■ **WORK ITEM**: The response should be the lines of the data, starting at the first and ending at the one that contains "the missing entries.", copied without change.

------ DATA RECORDS

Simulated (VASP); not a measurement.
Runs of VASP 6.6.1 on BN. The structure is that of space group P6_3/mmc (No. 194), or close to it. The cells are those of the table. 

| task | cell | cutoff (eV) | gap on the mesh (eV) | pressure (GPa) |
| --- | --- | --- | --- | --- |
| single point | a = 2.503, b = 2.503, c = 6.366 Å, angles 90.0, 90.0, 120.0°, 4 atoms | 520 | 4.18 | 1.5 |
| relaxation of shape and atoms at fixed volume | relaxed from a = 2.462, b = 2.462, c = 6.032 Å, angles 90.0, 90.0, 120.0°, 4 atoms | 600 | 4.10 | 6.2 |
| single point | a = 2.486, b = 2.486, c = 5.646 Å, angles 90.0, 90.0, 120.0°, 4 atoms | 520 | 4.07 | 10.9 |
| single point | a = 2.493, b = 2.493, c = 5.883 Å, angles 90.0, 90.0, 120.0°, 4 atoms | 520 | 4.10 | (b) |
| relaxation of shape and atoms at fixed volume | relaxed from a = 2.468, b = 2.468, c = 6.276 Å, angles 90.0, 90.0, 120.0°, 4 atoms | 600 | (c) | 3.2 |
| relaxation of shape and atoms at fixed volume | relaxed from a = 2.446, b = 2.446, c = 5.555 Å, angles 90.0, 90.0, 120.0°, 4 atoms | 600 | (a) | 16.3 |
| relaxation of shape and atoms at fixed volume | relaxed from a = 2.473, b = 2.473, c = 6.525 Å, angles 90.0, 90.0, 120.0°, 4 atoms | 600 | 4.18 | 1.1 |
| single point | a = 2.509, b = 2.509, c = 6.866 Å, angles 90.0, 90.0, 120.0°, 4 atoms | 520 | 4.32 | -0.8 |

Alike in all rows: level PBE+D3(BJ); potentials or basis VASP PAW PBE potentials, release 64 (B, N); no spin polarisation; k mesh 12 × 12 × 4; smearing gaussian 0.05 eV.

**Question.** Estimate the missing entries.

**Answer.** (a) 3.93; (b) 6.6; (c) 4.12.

------------

■ **SOLUTION**:
Simulated (VASP); not a measurement.
Runs of VASP 6.6.1 on BN. The structure is that of space group P6_3/mmc (No. 194), or close to it. The cells are those of the table. 

| task | cell | cutoff (eV) | gap on the mesh (eV) | pressure (GPa) |
| --- | --- | --- | --- | --- |
| single point | a = 2.503, b = 2.503, c = 6.366 Å, angles 90.0, 90.0, 120.0°, 4 atoms | 520 | 4.18 | 1.5 |
| relaxation of shape and atoms at fixed volume | relaxed from a = 2.462, b = 2.462, c = 6.032 Å, angles 90.0, 90.0, 120.0°, 4 atoms | 600 | 4.10 | 6.2 |
| single point | a = 2.486, b = 2.486, c = 5.646 Å, angles 90.0, 90.0, 120.0°, 4 atoms | 520 | 4.07 | 10.9 |
| single point | a = 2.493, b = 2.493, c = 5.883 Å, angles 90.0, 90.0, 120.0°, 4 atoms | 520 | 4.10 | (b) |
| relaxation of shape and atoms at fixed volume | relaxed from a = 2.468, b = 2.468, c = 6.276 Å, angles 90.0, 90.0, 120.0°, 4 atoms | 600 | (c) | 3.2 |
| relaxation of shape and atoms at fixed volume | relaxed from a = 2.446, b = 2.446, c = 5.555 Å, angles 90.0, 90.0, 120.0°, 4 atoms | 600 | (a) | 16.3 |
| relaxation of shape and atoms at fixed volume | relaxed from a = 2.473, b = 2.473, c = 6.525 Å, angles 90.0, 90.0, 120.0°, 4 atoms | 600 | 4.18 | 1.1 |
| single point | a = 2.509, b = 2.509, c = 6.866 Å, angles 90.0, 90.0, 120.0°, 4 atoms | 520 | 4.32 | -0.8 |

Alike in all rows: level PBE+D3(BJ); potentials or basis VASP PAW PBE potentials, release 64 (B, N); no spin polarisation; k mesh 12 × 12 × 4; smearing gaussian 0.05 eV.

**Question.** Estimate the missing entries.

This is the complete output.